Print every entry below again. Nothing may differ from the original.

=== Section Start ===

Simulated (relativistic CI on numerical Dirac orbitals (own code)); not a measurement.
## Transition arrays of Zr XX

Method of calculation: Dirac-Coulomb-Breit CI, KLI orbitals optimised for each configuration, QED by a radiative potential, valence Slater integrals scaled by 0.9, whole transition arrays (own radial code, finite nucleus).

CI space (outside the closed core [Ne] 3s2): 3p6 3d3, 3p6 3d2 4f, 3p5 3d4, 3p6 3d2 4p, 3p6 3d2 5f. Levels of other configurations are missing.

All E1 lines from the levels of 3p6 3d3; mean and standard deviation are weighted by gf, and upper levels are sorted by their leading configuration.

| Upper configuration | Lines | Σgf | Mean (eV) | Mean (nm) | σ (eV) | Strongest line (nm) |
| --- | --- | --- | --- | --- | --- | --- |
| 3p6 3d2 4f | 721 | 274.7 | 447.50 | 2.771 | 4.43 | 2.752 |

=== Section End ===

Answer area:
Simulated (relativistic CI on numerical Dirac orbitals (own code)); not a measurement.
## Transition arrays of Zr XX

Method of calculation: Dirac-Coulomb-Breit CI, KLI orbitals optimised for each configuration, QED by a radiative potential, valence Slater integrals scaled by 0.9, whole transition arrays (own radial code, finite nucleus).

CI space (outside the closed core [Ne] 3s2): 3p6 3d3, 3p6 3d2 4f, 3p5 3d4, 3p6 3d2 4p, 3p6 3d2 5f. Levels of other configurations are missing.

All E1 lines from the levels of 3p6 3d3; mean and standard deviation are weighted by gf, and upper levels are sorted by their leading configuration.

| Upper configuration | Lines | Σgf | Mean (eV) | Mean (nm) | σ (eV) | Strongest line (nm) |
| --- | --- | --- | --- | --- | --- | --- |
| 3p6 3d2 4f | 721 | 274.7 | 447.50 | 2.771 | 4.43 | 2.752 |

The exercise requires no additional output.